Activity:
Below are records; please set down exactly the lines from the first through the one containing "What do all jobs in the table cost together?".

[Start of section]

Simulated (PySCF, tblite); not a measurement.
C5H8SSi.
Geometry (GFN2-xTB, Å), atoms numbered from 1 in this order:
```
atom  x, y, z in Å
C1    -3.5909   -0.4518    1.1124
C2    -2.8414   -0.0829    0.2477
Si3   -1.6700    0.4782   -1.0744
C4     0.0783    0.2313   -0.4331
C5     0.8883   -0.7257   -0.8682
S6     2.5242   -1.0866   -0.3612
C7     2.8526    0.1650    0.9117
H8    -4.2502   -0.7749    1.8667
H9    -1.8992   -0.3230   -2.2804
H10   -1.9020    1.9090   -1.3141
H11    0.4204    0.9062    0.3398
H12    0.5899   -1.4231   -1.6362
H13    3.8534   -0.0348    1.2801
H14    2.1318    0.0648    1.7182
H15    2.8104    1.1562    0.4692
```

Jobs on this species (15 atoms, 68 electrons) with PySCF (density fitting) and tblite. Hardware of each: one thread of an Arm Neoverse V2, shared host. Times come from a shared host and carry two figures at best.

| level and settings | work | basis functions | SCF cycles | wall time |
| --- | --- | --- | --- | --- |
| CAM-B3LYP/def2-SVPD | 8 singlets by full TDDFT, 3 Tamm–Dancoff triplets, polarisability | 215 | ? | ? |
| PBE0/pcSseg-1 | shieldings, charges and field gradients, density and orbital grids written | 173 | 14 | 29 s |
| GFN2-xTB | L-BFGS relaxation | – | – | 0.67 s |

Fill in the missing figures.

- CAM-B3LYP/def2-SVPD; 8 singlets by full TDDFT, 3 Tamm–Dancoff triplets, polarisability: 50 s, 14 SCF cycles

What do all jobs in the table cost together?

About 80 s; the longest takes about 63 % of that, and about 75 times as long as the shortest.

[End of section]

Response area:
Simulated (PySCF, tblite); not a measurement.
C5H8SSi.
Geometry (GFN2-xTB, Å), atoms numbered from 1 in this order:
```
atom  x, y, z in Å
C1    -3.5909   -0.4518    1.1124
C2    -2.8414   -0.0829    0.2477
Si3   -1.6700    0.4782   -1.0744
C4     0.0783    0.2313   -0.4331
C5     0.8883   -0.7257   -0.8682
S6     2.5242   -1.0866   -0.3612
C7     2.8526    0.1650    0.9117
H8    -4.2502   -0.7749    1.8667
H9    -1.8992   -0.3230   -2.2804
H10   -1.9020    1.9090   -1.3141
H11    0.4204    0.9062    0.3398
H12    0.5899   -1.4231   -1.6362
H13    3.8534   -0.0348    1.2801
H14    2.1318    0.0648    1.7182
H15    2.8104    1.1562    0.4692
```

Jobs on this species (15 atoms, 68 electrons) with PySCF (density fitting) and tblite. Hardware of each: one thread of an Arm Neoverse V2, shared host. Times come from a shared host and carry two figures at best.

| level and settings | work | basis functions | SCF cycles | wall time |
| --- | --- | --- | --- | --- |
| CAM-B3LYP/def2-SVPD | 8 singlets by full TDDFT, 3 Tamm–Dancoff triplets, polarisability | 215 | ? | ? |
| PBE0/pcSseg-1 | shieldings, charges and field gradients, density and orbital grids written | 173 | 14 | 29 s |
| GFN2-xTB | L-BFGS relaxation | – | – | 0.67 s |

Fill in the missing figures.

- CAM-B3LYP/def2-SVPD; 8 singlets by full TDDFT, 3 Tamm–Dancoff triplets, polarisability: 50 s, 14 SCF cycles

What do all jobs in the table cost together?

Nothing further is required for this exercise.